┄┄┄┄┄┄┄┄┄┄

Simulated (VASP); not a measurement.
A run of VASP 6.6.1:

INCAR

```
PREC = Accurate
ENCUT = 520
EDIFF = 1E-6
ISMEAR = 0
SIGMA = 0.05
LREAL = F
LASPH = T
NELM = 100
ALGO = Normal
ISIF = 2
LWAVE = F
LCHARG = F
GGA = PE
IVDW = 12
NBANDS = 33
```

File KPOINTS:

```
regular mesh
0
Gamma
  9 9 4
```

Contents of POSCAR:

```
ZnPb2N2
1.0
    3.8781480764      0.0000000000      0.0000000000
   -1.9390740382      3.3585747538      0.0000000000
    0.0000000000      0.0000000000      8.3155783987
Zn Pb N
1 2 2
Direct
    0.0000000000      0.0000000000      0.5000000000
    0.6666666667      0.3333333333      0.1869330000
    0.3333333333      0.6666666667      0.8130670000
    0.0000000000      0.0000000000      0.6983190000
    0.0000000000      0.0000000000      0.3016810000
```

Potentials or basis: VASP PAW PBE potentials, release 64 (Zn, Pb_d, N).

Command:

┄┄┄┄┄┄┄┄┄┄

Required action:
Write an exact transcription of every entry above.

Task response:
Simulated (VASP); not a measurement.
A run of VASP 6.6.1:

INCAR

```
PREC = Accurate
ENCUT = 520
EDIFF = 1E-6
ISMEAR = 0
SIGMA = 0.05
LREAL = F
LASPH = T
NELM = 100
ALGO = Normal
ISIF = 2
LWAVE = F
LCHARG = F
GGA = PE
IVDW = 12
NBANDS = 33
```

File KPOINTS:

```
regular mesh
0
Gamma
  9 9 4
```

Contents of POSCAR:

```
ZnPb2N2
1.0
    3.8781480764      0.0000000000      0.0000000000
   -1.9390740382      3.3585747538      0.0000000000
    0.0000000000      0.0000000000      8.3155783987
Zn Pb N
1 2 2
Direct
    0.0000000000      0.0000000000      0.5000000000
    0.6666666667      0.3333333333      0.1869330000
    0.3333333333      0.6666666667      0.8130670000
    0.0000000000      0.0000000000      0.6983190000
    0.0000000000      0.0000000000      0.3016810000
```

Potentials or basis: VASP PAW PBE potentials, release 64 (Zn, Pb_d, N).

Command:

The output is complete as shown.